● **REQUIREMENT**: Copy out all of the data that follows, exactly as it appears.

● **DATASET ENTRIES**:
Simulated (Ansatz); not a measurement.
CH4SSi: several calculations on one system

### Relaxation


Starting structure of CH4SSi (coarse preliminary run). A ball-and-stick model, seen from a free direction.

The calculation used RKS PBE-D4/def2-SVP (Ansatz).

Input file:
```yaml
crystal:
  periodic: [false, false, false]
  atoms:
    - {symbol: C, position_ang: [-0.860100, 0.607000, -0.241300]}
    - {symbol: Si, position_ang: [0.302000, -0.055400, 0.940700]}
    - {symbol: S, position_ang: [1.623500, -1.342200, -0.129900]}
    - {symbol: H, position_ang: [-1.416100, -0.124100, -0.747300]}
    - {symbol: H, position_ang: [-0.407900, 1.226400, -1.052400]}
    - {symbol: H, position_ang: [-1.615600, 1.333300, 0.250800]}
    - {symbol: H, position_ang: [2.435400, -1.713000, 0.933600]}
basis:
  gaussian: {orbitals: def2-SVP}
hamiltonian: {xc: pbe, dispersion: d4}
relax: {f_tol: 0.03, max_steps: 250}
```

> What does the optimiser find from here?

● **WRITTEN RESPONSE**:
Simulated (Ansatz); not a measurement.
CH4SSi: several calculations on one system

### Relaxation


Starting structure of CH4SSi (coarse preliminary run). A ball-and-stick model, seen from a free direction.

The calculation used RKS PBE-D4/def2-SVP (Ansatz).

Input file:
```yaml
crystal:
  periodic: [false, false, false]
  atoms:
    - {symbol: C, position_ang: [-0.860100, 0.607000, -0.241300]}
    - {symbol: Si, position_ang: [0.302000, -0.055400, 0.940700]}
    - {symbol: S, position_ang: [1.623500, -1.342200, -0.129900]}
    - {symbol: H, position_ang: [-1.416100, -0.124100, -0.747300]}
    - {symbol: H, position_ang: [-0.407900, 1.226400, -1.052400]}
    - {symbol: H, position_ang: [-1.615600, 1.333300, 0.250800]}
    - {symbol: H, position_ang: [2.435400, -1.713000, 0.933600]}
basis:
  gaussian: {orbitals: def2-SVP}
hamiltonian: {xc: pbe, dispersion: d4}
relax: {f_tol: 0.03, max_steps: 250}
```

> What does the optimiser find from here?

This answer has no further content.